## Assigned task
Transcribe only the lines of the listing below from the one holding "System: C2H5O, charge" through the one holding "1.004 times those of B3LYP-D3(BJ)/def2-TZVP.", inclusive, without any change.

## Recorded data
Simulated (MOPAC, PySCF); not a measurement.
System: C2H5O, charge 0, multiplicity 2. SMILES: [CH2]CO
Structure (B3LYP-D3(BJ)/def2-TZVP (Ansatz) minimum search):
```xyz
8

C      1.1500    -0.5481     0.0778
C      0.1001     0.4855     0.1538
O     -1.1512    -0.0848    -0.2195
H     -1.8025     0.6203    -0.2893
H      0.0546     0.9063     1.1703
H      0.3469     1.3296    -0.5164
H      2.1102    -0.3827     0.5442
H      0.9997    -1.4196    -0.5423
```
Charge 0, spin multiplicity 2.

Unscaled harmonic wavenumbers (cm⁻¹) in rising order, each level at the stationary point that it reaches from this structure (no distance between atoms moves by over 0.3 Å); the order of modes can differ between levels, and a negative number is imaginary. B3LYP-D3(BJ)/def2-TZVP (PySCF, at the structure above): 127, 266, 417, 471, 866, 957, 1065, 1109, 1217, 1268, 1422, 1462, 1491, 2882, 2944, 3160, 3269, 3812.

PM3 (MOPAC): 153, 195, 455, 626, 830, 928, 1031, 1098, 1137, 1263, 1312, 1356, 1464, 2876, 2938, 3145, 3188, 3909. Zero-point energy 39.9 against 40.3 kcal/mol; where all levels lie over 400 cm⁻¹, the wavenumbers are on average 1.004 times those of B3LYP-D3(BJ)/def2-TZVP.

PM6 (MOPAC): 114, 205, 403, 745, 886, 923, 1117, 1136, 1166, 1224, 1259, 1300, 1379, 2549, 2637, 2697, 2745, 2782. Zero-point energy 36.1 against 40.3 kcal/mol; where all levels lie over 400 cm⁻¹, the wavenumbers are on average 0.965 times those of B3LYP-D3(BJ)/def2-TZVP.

## Task result
System: C2H5O, charge 0, multiplicity 2. SMILES: [CH2]CO
Structure (B3LYP-D3(BJ)/def2-TZVP (Ansatz) minimum search):
```xyz
8

C      1.1500    -0.5481     0.0778
C      0.1001     0.4855     0.1538
O     -1.1512    -0.0848    -0.2195
H     -1.8025     0.6203    -0.2893
H      0.0546     0.9063     1.1703
H      0.3469     1.3296    -0.5164
H      2.1102    -0.3827     0.5442
H      0.9997    -1.4196    -0.5423
```
Charge 0, spin multiplicity 2.

Unscaled harmonic wavenumbers (cm⁻¹) in rising order, each level at the stationary point that it reaches from this structure (no distance between atoms moves by over 0.3 Å); the order of modes can differ between levels, and a negative number is imaginary. B3LYP-D3(BJ)/def2-TZVP (PySCF, at the structure above): 127, 266, 417, 471, 866, 957, 1065, 1109, 1217, 1268, 1422, 1462, 1491, 2882, 2944, 3160, 3269, 3812.

PM3 (MOPAC): 153, 195, 455, 626, 830, 928, 1031, 1098, 1137, 1263, 1312, 1356, 1464, 2876, 2938, 3145, 3188, 3909. Zero-point energy 39.9 against 40.3 kcal/mol; where all levels lie over 400 cm⁻¹, the wavenumbers are on average 1.004 times those of B3LYP-D3(BJ)/def2-TZVP.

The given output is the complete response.